Everything from the first line of the records below through the line containing "Processor: Arm Neoverse" is to be retyped exactly; leave out the rest.

▸ **Information shown**
┌──

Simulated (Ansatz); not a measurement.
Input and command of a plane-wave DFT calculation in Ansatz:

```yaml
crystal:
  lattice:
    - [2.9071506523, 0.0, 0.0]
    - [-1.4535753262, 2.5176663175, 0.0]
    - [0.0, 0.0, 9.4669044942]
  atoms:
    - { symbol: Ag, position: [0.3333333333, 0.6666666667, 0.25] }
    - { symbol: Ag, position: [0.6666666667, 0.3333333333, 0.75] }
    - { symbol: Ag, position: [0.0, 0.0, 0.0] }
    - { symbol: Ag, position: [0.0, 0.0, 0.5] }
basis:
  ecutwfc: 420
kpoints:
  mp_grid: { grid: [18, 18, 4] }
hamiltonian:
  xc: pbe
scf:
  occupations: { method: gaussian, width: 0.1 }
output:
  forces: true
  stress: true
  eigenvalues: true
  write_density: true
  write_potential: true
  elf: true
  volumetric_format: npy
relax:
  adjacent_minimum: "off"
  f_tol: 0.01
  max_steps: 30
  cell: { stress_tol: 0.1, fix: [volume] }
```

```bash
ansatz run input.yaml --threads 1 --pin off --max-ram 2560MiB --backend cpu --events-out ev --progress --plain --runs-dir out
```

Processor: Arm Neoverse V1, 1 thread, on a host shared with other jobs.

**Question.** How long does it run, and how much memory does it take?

└──

▸ **Reply**
Simulated (Ansatz); not a measurement.
Input and command of a plane-wave DFT calculation in Ansatz:

```yaml
crystal:
  lattice:
    - [2.9071506523, 0.0, 0.0]
    - [-1.4535753262, 2.5176663175, 0.0]
    - [0.0, 0.0, 9.4669044942]
  atoms:
    - { symbol: Ag, position: [0.3333333333, 0.6666666667, 0.25] }
    - { symbol: Ag, position: [0.6666666667, 0.3333333333, 0.75] }
    - { symbol: Ag, position: [0.0, 0.0, 0.0] }
    - { symbol: Ag, position: [0.0, 0.0, 0.5] }
basis:
  ecutwfc: 420
kpoints:
  mp_grid: { grid: [18, 18, 4] }
hamiltonian:
  xc: pbe
scf:
  occupations: { method: gaussian, width: 0.1 }
output:
  forces: true
  stress: true
  eigenvalues: true
  write_density: true
  write_potential: true
  elf: true
  volumetric_format: npy
relax:
  adjacent_minimum: "off"
  f_tol: 0.01
  max_steps: 30
  cell: { stress_tol: 0.1, fix: [volume] }
```

```bash
ansatz run input.yaml --threads 1 --pin off --max-ram 2560MiB --backend cpu --events-out ev --progress --plain --runs-dir out
```

Processor: Arm Neoverse V1, 1 thread, on a host shared with other jobs.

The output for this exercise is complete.